*****

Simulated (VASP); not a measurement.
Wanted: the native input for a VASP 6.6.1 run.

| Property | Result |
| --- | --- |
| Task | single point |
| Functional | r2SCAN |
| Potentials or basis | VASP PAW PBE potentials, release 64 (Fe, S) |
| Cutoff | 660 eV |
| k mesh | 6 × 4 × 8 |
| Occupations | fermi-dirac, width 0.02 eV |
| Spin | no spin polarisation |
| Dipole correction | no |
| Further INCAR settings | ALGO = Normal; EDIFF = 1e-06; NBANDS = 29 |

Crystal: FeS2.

*****

- _Action item_
The entries are to be retyped in full, with no alteration.

- _Your response_
Simulated (VASP); not a measurement.
Wanted: the native input for a VASP 6.6.1 run.

| Property | Result |
| --- | --- |
| Task | single point |
| Functional | r2SCAN |
| Potentials or basis | VASP PAW PBE potentials, release 64 (Fe, S) |
| Cutoff | 660 eV |
| k mesh | 6 × 4 × 8 |
| Occupations | fermi-dirac, width 0.02 eV |
| Spin | no spin polarisation |
| Dipole correction | no |
| Further INCAR settings | ALGO = Normal; EDIFF = 1e-06; NBANDS = 29 |

Crystal: FeS2.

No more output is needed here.